▶ [Work instruction]: Write out exactly what each line says, starting with the first line below and ending on the one with "- RPBE, work".

┌──

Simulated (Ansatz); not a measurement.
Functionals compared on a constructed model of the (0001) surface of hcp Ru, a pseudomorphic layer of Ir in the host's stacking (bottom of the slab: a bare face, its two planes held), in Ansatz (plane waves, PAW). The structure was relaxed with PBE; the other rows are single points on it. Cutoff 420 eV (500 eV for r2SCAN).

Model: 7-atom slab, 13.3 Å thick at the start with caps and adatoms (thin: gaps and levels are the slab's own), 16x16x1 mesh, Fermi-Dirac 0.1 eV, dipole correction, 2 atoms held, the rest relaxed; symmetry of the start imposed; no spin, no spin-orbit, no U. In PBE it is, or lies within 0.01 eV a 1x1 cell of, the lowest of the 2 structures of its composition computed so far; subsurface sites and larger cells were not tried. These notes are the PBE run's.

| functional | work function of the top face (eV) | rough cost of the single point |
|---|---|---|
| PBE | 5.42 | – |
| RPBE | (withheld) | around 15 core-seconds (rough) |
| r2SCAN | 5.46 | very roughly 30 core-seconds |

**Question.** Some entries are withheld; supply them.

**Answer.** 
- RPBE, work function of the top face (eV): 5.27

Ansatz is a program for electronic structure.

└──

▶ [Exercise output]:
Simulated (Ansatz); not a measurement.
Functionals compared on a constructed model of the (0001) surface of hcp Ru, a pseudomorphic layer of Ir in the host's stacking (bottom of the slab: a bare face, its two planes held), in Ansatz (plane waves, PAW). The structure was relaxed with PBE; the other rows are single points on it. Cutoff 420 eV (500 eV for r2SCAN).

Model: 7-atom slab, 13.3 Å thick at the start with caps and adatoms (thin: gaps and levels are the slab's own), 16x16x1 mesh, Fermi-Dirac 0.1 eV, dipole correction, 2 atoms held, the rest relaxed; symmetry of the start imposed; no spin, no spin-orbit, no U. In PBE it is, or lies within 0.01 eV a 1x1 cell of, the lowest of the 2 structures of its composition computed so far; subsurface sites and larger cells were not tried. These notes are the PBE run's.

| functional | work function of the top face (eV) | rough cost of the single point |
|---|---|---|
| PBE | 5.42 | – |
| RPBE | (withheld) | around 15 core-seconds (rough) |
| r2SCAN | 5.46 | very roughly 30 core-seconds |

**Question.** Some entries are withheld; supply them.

**Answer.** 
- RPBE, work function of the top face (eV): 5.27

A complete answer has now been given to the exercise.